* [EXERCISE]: Lines from the beginning of the entries up to and including the one with "[2.0, 0.0] μB" must be duplicated word for word; leave out all others.

**** RECORDED INFORMATION

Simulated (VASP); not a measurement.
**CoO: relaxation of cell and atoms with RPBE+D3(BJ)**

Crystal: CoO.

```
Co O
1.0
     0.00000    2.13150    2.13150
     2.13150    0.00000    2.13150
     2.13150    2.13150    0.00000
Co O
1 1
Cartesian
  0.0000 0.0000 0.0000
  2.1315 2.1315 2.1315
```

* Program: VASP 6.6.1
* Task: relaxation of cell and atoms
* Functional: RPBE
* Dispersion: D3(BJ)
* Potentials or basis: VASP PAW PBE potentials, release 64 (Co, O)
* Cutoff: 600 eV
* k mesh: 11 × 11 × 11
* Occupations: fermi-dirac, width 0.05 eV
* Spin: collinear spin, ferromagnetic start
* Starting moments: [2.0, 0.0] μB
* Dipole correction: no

********

* [WRITTEN SOLUTION]:
Simulated (VASP); not a measurement.
**CoO: relaxation of cell and atoms with RPBE+D3(BJ)**

Crystal: CoO.

```
Co O
1.0
     0.00000    2.13150    2.13150
     2.13150    0.00000    2.13150
     2.13150    2.13150    0.00000
Co O
1 1
Cartesian
  0.0000 0.0000 0.0000
  2.1315 2.1315 2.1315
```

* Program: VASP 6.6.1
* Task: relaxation of cell and atoms
* Functional: RPBE
* Dispersion: D3(BJ)
* Potentials or basis: VASP PAW PBE potentials, release 64 (Co, O)
* Cutoff: 600 eV
* k mesh: 11 × 11 × 11
* Occupations: fermi-dirac, width 0.05 eV
* Spin: collinear spin, ferromagnetic start
* Starting moments: [2.0, 0.0] μB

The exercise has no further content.